_Work item_
Only those lines running from the start of the listing below through the line that holds "Caveats: the PAW" are to be written out, exactly and in full.

_Study material_
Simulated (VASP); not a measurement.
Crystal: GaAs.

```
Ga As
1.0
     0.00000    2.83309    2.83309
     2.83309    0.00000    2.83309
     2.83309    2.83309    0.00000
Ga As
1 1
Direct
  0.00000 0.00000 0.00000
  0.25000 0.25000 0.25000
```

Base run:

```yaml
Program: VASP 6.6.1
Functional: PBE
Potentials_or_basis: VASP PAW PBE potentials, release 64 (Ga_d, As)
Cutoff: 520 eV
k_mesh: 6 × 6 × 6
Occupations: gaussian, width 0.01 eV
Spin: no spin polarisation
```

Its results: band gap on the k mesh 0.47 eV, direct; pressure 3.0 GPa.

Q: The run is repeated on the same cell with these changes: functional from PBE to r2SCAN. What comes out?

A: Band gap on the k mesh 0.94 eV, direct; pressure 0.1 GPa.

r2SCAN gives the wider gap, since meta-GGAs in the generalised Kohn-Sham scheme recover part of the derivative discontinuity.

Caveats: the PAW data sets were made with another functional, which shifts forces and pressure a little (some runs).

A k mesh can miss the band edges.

_Expected answer_
Simulated (VASP); not a measurement.
Crystal: GaAs.

```
Ga As
1.0
     0.00000    2.83309    2.83309
     2.83309    0.00000    2.83309
     2.83309    2.83309    0.00000
Ga As
1 1
Direct
  0.00000 0.00000 0.00000
  0.25000 0.25000 0.25000
```

Base run:

```yaml
Program: VASP 6.6.1
Functional: PBE
Potentials_or_basis: VASP PAW PBE potentials, release 64 (Ga_d, As)
Cutoff: 520 eV
k_mesh: 6 × 6 × 6
Occupations: gaussian, width 0.01 eV
Spin: no spin polarisation
```

Its results: band gap on the k mesh 0.47 eV, direct; pressure 3.0 GPa.

Q: The run is repeated on the same cell with these changes: functional from PBE to r2SCAN. What comes out?

A: Band gap on the k mesh 0.94 eV, direct; pressure 0.1 GPa.

r2SCAN gives the wider gap, since meta-GGAs in the generalised Kohn-Sham scheme recover part of the derivative discontinuity.

Caveats: the PAW data sets were made with another functional, which shifts forces and pressure a little (some runs).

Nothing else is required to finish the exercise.